[[ Entries supplied, beginning ]]

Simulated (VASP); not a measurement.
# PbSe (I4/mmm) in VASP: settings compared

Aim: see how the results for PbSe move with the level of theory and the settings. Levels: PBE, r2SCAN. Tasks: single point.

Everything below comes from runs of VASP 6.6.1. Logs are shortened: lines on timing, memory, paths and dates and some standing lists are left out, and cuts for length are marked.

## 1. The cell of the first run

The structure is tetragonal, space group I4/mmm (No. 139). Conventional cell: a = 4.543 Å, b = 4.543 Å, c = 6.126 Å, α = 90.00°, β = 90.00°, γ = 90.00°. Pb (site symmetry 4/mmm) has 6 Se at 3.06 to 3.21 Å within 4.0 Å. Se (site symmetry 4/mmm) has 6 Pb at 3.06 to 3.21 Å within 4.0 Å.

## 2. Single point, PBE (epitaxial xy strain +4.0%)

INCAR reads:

[[ Entries supplied, end ]]

> Work item
Taking the lines above, repeat exactly those from the line that contains "Aim: see how" through the line that contains "## 1. The cell of the first run", and both of those lines as well. Include nothing else.

> Answer space
Aim: see how the results for PbSe move with the level of theory and the settings. Levels: PBE, r2SCAN. Tasks: single point.

Everything below comes from runs of VASP 6.6.1. Logs are shortened: lines on timing, memory, paths and dates and some standing lists are left out, and cuts for length are marked.

## 1. The cell of the first run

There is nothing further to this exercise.